> _AVAILABLE DATA_
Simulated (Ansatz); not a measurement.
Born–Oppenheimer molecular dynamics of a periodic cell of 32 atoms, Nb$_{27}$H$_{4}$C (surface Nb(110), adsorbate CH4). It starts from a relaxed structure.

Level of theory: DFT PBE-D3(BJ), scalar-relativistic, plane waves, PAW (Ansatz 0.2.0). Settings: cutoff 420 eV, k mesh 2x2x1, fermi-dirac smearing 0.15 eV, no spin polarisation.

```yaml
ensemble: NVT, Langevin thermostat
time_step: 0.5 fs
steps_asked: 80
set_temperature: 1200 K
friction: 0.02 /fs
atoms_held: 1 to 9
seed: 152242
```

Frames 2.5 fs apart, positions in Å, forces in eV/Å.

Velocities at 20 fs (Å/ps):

> _ASSIGNMENT_
Repeat the entries above exactly, beginning at their first line and ending with the line that contains "Frames 2.5 fs", with nothing added.

> _TASK RESULT_
Simulated (Ansatz); not a measurement.
Born–Oppenheimer molecular dynamics of a periodic cell of 32 atoms, Nb$_{27}$H$_{4}$C (surface Nb(110), adsorbate CH4). It starts from a relaxed structure.

Level of theory: DFT PBE-D3(BJ), scalar-relativistic, plane waves, PAW (Ansatz 0.2.0). Settings: cutoff 420 eV, k mesh 2x2x1, fermi-dirac smearing 0.15 eV, no spin polarisation.

```yaml
ensemble: NVT, Langevin thermostat
time_step: 0.5 fs
steps_asked: 80
set_temperature: 1200 K
friction: 0.02 /fs
atoms_held: 1 to 9
seed: 152242
```

Frames 2.5 fs apart, positions in Å, forces in eV/Å.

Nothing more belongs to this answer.